§ **Exercise data**:
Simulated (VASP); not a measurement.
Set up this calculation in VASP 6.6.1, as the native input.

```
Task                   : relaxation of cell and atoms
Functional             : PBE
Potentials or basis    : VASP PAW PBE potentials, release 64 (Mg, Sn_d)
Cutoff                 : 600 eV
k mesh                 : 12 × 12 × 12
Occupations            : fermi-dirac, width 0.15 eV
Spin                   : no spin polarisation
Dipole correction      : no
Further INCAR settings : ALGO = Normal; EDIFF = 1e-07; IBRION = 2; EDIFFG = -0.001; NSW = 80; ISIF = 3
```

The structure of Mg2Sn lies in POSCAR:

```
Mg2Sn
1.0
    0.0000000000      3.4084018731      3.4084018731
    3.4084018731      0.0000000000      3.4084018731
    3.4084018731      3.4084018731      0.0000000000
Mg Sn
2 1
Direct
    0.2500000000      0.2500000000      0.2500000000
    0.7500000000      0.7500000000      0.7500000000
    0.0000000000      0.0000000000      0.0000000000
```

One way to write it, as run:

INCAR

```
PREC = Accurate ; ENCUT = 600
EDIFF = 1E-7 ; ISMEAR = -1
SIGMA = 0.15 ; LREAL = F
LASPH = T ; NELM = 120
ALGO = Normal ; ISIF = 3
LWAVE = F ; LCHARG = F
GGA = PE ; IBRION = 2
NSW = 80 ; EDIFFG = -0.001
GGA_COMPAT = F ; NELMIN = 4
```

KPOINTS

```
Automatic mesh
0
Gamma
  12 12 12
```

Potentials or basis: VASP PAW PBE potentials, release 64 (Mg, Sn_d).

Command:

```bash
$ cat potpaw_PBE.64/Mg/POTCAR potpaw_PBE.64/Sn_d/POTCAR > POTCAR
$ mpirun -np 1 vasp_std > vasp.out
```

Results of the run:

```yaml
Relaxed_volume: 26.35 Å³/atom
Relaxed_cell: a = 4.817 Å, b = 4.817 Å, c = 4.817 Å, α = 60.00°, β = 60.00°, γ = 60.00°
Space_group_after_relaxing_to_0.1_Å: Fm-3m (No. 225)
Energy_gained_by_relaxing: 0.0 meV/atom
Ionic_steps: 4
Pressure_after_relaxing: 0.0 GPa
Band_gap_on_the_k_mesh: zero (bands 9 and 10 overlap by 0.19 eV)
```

§ **Task item**: Repeat verbatim the opening run of entries, ending with the line that contains "Potentials or basis: VASP".

§ **Problem solution**:
Simulated (VASP); not a measurement.
Set up this calculation in VASP 6.6.1, as the native input.

```
Task                   : relaxation of cell and atoms
Functional             : PBE
Potentials or basis    : VASP PAW PBE potentials, release 64 (Mg, Sn_d)
Cutoff                 : 600 eV
k mesh                 : 12 × 12 × 12
Occupations            : fermi-dirac, width 0.15 eV
Spin                   : no spin polarisation
Dipole correction      : no
Further INCAR settings : ALGO = Normal; EDIFF = 1e-07; IBRION = 2; EDIFFG = -0.001; NSW = 80; ISIF = 3
```

The structure of Mg2Sn lies in POSCAR:

```
Mg2Sn
1.0
    0.0000000000      3.4084018731      3.4084018731
    3.4084018731      0.0000000000      3.4084018731
    3.4084018731      3.4084018731      0.0000000000
Mg Sn
2 1
Direct
    0.2500000000      0.2500000000      0.2500000000
    0.7500000000      0.7500000000      0.7500000000
    0.0000000000      0.0000000000      0.0000000000
```

One way to write it, as run:

INCAR

```
PREC = Accurate ; ENCUT = 600
EDIFF = 1E-7 ; ISMEAR = -1
SIGMA = 0.15 ; LREAL = F
LASPH = T ; NELM = 120
ALGO = Normal ; ISIF = 3
LWAVE = F ; LCHARG = F
GGA = PE ; IBRION = 2
NSW = 80 ; EDIFFG = -0.001
GGA_COMPAT = F ; NELMIN = 4
```

KPOINTS

```
Automatic mesh
0
Gamma
  12 12 12
```

Potentials or basis: VASP PAW PBE potentials, release 64 (Mg, Sn_d).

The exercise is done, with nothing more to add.